■ **ENTRIES SUPPLIED**
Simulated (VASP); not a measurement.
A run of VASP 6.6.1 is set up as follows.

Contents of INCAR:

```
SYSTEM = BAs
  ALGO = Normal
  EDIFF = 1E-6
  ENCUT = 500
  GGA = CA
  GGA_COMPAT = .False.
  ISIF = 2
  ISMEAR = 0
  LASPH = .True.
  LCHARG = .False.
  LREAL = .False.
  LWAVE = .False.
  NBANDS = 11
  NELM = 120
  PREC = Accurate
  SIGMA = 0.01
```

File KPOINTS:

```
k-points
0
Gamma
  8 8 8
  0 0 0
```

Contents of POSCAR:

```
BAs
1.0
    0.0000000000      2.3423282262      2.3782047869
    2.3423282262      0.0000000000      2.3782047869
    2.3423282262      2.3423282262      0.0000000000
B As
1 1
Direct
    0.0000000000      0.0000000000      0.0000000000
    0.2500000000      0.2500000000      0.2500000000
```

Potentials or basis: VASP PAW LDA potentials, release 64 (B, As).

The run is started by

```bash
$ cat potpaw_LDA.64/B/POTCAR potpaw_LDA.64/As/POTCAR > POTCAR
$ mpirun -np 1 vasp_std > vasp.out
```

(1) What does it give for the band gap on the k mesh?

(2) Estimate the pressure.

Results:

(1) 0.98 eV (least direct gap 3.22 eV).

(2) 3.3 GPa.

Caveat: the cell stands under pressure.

■ **ASSIGNED TASK**
Return exactly the lines that run from the top of the listing above to the line containing "(2) 3.3 GPa.", please, keeping both end lines and leaving out everything else.

■ **YOUR RESPONSE**
Simulated (VASP); not a measurement.
A run of VASP 6.6.1 is set up as follows.

Contents of INCAR:

```
SYSTEM = BAs
  ALGO = Normal
  EDIFF = 1E-6
  ENCUT = 500
  GGA = CA
  GGA_COMPAT = .False.
  ISIF = 2
  ISMEAR = 0
  LASPH = .True.
  LCHARG = .False.
  LREAL = .False.
  LWAVE = .False.
  NBANDS = 11
  NELM = 120
  PREC = Accurate
  SIGMA = 0.01
```

File KPOINTS:

```
k-points
0
Gamma
  8 8 8
  0 0 0
```

Contents of POSCAR:

```
BAs
1.0
    0.0000000000      2.3423282262      2.3782047869
    2.3423282262      0.0000000000      2.3782047869
    2.3423282262      2.3423282262      0.0000000000
B As
1 1
Direct
    0.0000000000      0.0000000000      0.0000000000
    0.2500000000      0.2500000000      0.2500000000
```

Potentials or basis: VASP PAW LDA potentials, release 64 (B, As).

The run is started by

```bash
$ cat potpaw_LDA.64/B/POTCAR potpaw_LDA.64/As/POTCAR > POTCAR
$ mpirun -np 1 vasp_std > vasp.out
```

(1) What does it give for the band gap on the k mesh?

(2) Estimate the pressure.

Results:

(1) 0.98 eV (least direct gap 3.22 eV).

(2) 3.3 GPa.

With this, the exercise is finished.